- _Data to examine_:
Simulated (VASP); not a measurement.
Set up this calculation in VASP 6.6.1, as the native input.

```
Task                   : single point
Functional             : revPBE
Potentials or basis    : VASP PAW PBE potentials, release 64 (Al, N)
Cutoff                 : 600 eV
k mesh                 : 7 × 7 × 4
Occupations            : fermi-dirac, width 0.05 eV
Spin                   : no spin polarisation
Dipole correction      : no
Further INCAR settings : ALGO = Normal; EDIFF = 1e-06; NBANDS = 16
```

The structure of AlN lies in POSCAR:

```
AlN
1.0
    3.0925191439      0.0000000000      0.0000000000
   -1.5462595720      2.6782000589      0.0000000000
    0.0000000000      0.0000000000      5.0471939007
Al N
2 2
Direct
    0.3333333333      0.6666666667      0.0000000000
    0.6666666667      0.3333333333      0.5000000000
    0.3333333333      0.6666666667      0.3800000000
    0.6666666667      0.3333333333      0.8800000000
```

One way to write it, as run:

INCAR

- _Exercise_: Everything in the listing is to be restated exactly.

- _Written solution_:
Simulated (VASP); not a measurement.
Set up this calculation in VASP 6.6.1, as the native input.

```
Task                   : single point
Functional             : revPBE
Potentials or basis    : VASP PAW PBE potentials, release 64 (Al, N)
Cutoff                 : 600 eV
k mesh                 : 7 × 7 × 4
Occupations            : fermi-dirac, width 0.05 eV
Spin                   : no spin polarisation
Dipole correction      : no
Further INCAR settings : ALGO = Normal; EDIFF = 1e-06; NBANDS = 16
```

The structure of AlN lies in POSCAR:

```
AlN
1.0
    3.0925191439      0.0000000000      0.0000000000
   -1.5462595720      2.6782000589      0.0000000000
    0.0000000000      0.0000000000      5.0471939007
Al N
2 2
Direct
    0.3333333333      0.6666666667      0.0000000000
    0.6666666667      0.3333333333      0.5000000000
    0.3333333333      0.6666666667      0.3800000000
    0.6666666667      0.3333333333      0.8800000000
```

One way to write it, as run:

INCAR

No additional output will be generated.